START Data

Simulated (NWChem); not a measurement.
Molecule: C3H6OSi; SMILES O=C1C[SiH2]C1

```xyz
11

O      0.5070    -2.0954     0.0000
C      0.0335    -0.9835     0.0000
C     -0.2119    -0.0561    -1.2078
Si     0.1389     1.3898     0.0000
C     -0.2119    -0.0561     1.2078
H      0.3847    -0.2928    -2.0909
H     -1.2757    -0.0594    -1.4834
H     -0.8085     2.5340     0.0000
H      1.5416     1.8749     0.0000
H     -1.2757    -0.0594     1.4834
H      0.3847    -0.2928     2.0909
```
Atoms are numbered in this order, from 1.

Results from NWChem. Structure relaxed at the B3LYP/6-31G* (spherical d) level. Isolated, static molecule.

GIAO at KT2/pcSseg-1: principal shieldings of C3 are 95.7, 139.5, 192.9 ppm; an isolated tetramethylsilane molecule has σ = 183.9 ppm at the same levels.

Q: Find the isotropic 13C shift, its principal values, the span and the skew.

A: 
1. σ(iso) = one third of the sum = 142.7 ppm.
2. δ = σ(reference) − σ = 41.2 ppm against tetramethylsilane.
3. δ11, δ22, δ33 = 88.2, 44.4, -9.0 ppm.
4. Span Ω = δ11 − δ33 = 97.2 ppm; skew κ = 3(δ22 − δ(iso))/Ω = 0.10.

END Data

Assigned task: Output must consist only of the listing's lines from the first through the line with "3. δ11, δ22, δ33 = 88.2, 44.4, -9.0 ppm.", reproduced word for word.

Answer box:
Simulated (NWChem); not a measurement.
Molecule: C3H6OSi; SMILES O=C1C[SiH2]C1

```xyz
11

O      0.5070    -2.0954     0.0000
C      0.0335    -0.9835     0.0000
C     -0.2119    -0.0561    -1.2078
Si     0.1389     1.3898     0.0000
C     -0.2119    -0.0561     1.2078
H      0.3847    -0.2928    -2.0909
H     -1.2757    -0.0594    -1.4834
H     -0.8085     2.5340     0.0000
H      1.5416     1.8749     0.0000
H     -1.2757    -0.0594     1.4834
H      0.3847    -0.2928     2.0909
```
Atoms are numbered in this order, from 1.

Results from NWChem. Structure relaxed at the B3LYP/6-31G* (spherical d) level. Isolated, static molecule.

GIAO at KT2/pcSseg-1: principal shieldings of C3 are 95.7, 139.5, 192.9 ppm; an isolated tetramethylsilane molecule has σ = 183.9 ppm at the same levels.

Q: Find the isotropic 13C shift, its principal values, the span and the skew.

A: 
1. σ(iso) = one third of the sum = 142.7 ppm.
2. δ = σ(reference) − σ = 41.2 ppm against tetramethylsilane.
3. δ11, δ22, δ33 = 88.2, 44.4, -9.0 ppm.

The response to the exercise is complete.